Requirement
What you return should be every record, retyped without a single change.

Available data
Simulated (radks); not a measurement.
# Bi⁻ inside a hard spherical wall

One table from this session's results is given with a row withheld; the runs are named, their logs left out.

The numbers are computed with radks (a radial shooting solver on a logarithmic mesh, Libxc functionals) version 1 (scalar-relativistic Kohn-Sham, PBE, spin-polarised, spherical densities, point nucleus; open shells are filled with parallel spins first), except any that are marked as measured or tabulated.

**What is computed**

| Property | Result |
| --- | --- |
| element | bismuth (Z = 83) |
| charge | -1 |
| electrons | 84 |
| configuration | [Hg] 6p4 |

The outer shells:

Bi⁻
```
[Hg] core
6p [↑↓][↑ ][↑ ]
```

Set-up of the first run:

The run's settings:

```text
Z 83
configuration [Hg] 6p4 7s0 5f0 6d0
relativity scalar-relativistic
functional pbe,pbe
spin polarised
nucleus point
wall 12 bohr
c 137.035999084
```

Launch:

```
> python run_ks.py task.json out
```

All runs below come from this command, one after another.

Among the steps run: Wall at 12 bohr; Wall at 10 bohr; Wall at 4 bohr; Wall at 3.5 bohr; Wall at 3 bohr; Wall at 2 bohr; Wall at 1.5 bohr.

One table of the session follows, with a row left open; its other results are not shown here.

Exercise answer
Simulated (radks); not a measurement.
# Bi⁻ inside a hard spherical wall

One table from this session's results is given with a row withheld; the runs are named, their logs left out.

The numbers are computed with radks (a radial shooting solver on a logarithmic mesh, Libxc functionals) version 1 (scalar-relativistic Kohn-Sham, PBE, spin-polarised, spherical densities, point nucleus; open shells are filled with parallel spins first), except any that are marked as measured or tabulated.

**What is computed**

| Property | Result |
| --- | --- |
| element | bismuth (Z = 83) |
| charge | -1 |
| electrons | 84 |
| configuration | [Hg] 6p4 |

The outer shells:

Bi⁻
```
[Hg] core
6p [↑↓][↑ ][↑ ]
```

Set-up of the first run:

The run's settings:

```text
Z 83
configuration [Hg] 6p4 7s0 5f0 6d0
relativity scalar-relativistic
functional pbe,pbe
spin polarised
nucleus point
wall 12 bohr
c 137.035999084
```

Launch:

```
> python run_ks.py task.json out
```

All runs below come from this command, one after another.

Among the steps run: Wall at 12 bohr; Wall at 10 bohr; Wall at 4 bohr; Wall at 3.5 bohr; Wall at 3 bohr; Wall at 2 bohr; Wall at 1.5 bohr.

One table of the session follows, with a row left open; its other results are not shown here.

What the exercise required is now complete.